* _Excerpted data_
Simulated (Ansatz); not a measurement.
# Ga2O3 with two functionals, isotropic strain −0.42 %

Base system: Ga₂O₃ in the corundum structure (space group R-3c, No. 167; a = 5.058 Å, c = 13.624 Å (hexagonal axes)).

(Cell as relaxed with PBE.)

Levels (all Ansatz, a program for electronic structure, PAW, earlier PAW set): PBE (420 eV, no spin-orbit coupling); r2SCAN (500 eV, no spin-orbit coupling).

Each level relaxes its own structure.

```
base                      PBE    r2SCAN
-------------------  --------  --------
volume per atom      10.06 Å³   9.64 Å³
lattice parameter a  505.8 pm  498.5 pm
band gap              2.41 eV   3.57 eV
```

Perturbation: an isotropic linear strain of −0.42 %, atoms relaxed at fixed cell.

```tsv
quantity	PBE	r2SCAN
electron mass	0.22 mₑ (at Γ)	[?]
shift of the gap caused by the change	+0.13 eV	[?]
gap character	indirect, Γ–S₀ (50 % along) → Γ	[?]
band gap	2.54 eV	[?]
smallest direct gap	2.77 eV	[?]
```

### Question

* _Work order_
Quote the records from their first line to the line with "Levels (all Ansatz, a", inclusive, without adding or dropping anything.

* _Task result_
Simulated (Ansatz); not a measurement.
# Ga2O3 with two functionals, isotropic strain −0.42 %

Base system: Ga₂O₃ in the corundum structure (space group R-3c, No. 167; a = 5.058 Å, c = 13.624 Å (hexagonal axes)).

(Cell as relaxed with PBE.)

Levels (all Ansatz, a program for electronic structure, PAW, earlier PAW set): PBE (420 eV, no spin-orbit coupling); r2SCAN (500 eV, no spin-orbit coupling).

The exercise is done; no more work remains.